*** Opening of GIVEN INFORMATION ***
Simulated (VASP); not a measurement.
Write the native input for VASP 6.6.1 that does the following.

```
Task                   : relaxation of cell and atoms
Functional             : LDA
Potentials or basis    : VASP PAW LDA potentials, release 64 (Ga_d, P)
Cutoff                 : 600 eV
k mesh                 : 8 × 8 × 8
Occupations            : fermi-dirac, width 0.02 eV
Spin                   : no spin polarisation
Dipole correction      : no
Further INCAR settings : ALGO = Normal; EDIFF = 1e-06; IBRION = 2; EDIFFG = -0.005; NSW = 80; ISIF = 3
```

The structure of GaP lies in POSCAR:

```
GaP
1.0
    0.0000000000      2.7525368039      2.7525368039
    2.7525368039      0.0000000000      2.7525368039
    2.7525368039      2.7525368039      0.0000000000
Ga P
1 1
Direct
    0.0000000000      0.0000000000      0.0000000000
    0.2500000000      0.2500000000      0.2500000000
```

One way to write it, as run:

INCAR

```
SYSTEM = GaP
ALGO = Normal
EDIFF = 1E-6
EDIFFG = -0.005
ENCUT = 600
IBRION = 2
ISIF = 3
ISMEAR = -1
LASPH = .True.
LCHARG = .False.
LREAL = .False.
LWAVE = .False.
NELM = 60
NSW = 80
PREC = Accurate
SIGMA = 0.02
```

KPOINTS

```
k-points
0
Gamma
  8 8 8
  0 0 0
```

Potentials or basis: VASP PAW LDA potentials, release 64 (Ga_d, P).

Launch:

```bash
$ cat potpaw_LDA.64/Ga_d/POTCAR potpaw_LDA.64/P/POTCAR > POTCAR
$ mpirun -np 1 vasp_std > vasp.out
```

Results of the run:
*** Close of GIVEN INFORMATION ***

TASK ITEM | In full and word for word, set down the records shown above.

RESPONSE |
Simulated (VASP); not a measurement.
Write the native input for VASP 6.6.1 that does the following.

```
Task                   : relaxation of cell and atoms
Functional             : LDA
Potentials or basis    : VASP PAW LDA potentials, release 64 (Ga_d, P)
Cutoff                 : 600 eV
k mesh                 : 8 × 8 × 8
Occupations            : fermi-dirac, width 0.02 eV
Spin                   : no spin polarisation
Dipole correction      : no
Further INCAR settings : ALGO = Normal; EDIFF = 1e-06; IBRION = 2; EDIFFG = -0.005; NSW = 80; ISIF = 3
```

The structure of GaP lies in POSCAR:

```
GaP
1.0
    0.0000000000      2.7525368039      2.7525368039
    2.7525368039      0.0000000000      2.7525368039
    2.7525368039      2.7525368039      0.0000000000
Ga P
1 1
Direct
    0.0000000000      0.0000000000      0.0000000000
    0.2500000000      0.2500000000      0.2500000000
```

One way to write it, as run:

INCAR

```
SYSTEM = GaP
ALGO = Normal
EDIFF = 1E-6
EDIFFG = -0.005
ENCUT = 600
IBRION = 2
ISIF = 3
ISMEAR = -1
LASPH = .True.
LCHARG = .False.
LREAL = .False.
LWAVE = .False.
NELM = 60
NSW = 80
PREC = Accurate
SIGMA = 0.02
```

KPOINTS

```
k-points
0
Gamma
  8 8 8
  0 0 0
```

Potentials or basis: VASP PAW LDA potentials, release 64 (Ga_d, P).

Launch:

```bash
$ cat potpaw_LDA.64/Ga_d/POTCAR potpaw_LDA.64/P/POTCAR > POTCAR
$ mpirun -np 1 vasp_std > vasp.out
```

Results of the run:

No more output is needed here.